ASSIGNMENT:
Extract, unchanged, each line of the listing below from its first line through the line that contains "Theory: DFT r2SCAN, scalar-relativistic, plane", inclusive, and nothing else.

SUPPLIED DATA:
****************************************

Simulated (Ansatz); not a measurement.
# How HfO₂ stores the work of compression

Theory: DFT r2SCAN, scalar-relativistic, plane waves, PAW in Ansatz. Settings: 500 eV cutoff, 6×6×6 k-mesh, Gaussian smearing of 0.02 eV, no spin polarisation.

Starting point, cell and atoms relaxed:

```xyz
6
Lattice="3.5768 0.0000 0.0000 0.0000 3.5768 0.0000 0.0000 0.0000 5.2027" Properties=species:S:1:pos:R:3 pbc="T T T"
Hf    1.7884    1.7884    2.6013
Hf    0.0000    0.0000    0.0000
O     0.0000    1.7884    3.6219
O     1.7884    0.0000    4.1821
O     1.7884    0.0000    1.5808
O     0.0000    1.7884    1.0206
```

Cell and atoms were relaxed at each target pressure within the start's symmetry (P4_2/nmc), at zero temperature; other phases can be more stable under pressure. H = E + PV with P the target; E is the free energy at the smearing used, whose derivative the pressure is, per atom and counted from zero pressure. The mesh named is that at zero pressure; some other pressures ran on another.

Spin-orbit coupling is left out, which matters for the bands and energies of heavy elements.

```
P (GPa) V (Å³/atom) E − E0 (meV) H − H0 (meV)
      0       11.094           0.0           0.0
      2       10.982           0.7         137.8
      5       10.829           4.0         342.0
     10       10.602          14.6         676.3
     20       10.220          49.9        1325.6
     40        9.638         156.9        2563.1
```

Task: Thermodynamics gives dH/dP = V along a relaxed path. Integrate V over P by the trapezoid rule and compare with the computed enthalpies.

****************************************

RESPONSE:
Simulated (Ansatz); not a measurement.
# How HfO₂ stores the work of compression

Theory: DFT r2SCAN, scalar-relativistic, plane waves, PAW in Ansatz. Settings: 500 eV cutoff, 6×6×6 k-mesh, Gaussian smearing of 0.02 eV, no spin polarisation.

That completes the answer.